> _Requirement_:
From the first line of the entries below to the line with "Caveats: the PAW", give each line again exactly.

> _Supplied data_:
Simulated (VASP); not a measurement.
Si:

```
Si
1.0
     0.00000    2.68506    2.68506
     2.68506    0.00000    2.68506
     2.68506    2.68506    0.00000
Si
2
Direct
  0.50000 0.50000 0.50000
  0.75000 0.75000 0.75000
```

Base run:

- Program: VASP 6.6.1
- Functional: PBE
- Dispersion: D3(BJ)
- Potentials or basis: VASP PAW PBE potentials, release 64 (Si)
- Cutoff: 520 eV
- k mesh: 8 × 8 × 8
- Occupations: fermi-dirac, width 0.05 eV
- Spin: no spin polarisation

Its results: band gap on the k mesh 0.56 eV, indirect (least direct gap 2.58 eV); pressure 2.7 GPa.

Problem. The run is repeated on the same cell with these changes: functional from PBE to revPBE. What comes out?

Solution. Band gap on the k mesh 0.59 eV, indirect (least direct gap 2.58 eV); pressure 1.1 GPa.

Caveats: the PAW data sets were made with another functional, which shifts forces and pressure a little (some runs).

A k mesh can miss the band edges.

> _Problem solution_:
Simulated (VASP); not a measurement.
Si:

```
Si
1.0
     0.00000    2.68506    2.68506
     2.68506    0.00000    2.68506
     2.68506    2.68506    0.00000
Si
2
Direct
  0.50000 0.50000 0.50000
  0.75000 0.75000 0.75000
```

Base run:

- Program: VASP 6.6.1
- Functional: PBE
- Dispersion: D3(BJ)
- Potentials or basis: VASP PAW PBE potentials, release 64 (Si)
- Cutoff: 520 eV
- k mesh: 8 × 8 × 8
- Occupations: fermi-dirac, width 0.05 eV
- Spin: no spin polarisation

Its results: band gap on the k mesh 0.56 eV, indirect (least direct gap 2.58 eV); pressure 2.7 GPa.

Problem. The run is repeated on the same cell with these changes: functional from PBE to revPBE. What comes out?

Solution. Band gap on the k mesh 0.59 eV, indirect (least direct gap 2.58 eV); pressure 1.1 GPa.

Caveats: the PAW data sets were made with another functional, which shifts forces and pressure a little (some runs).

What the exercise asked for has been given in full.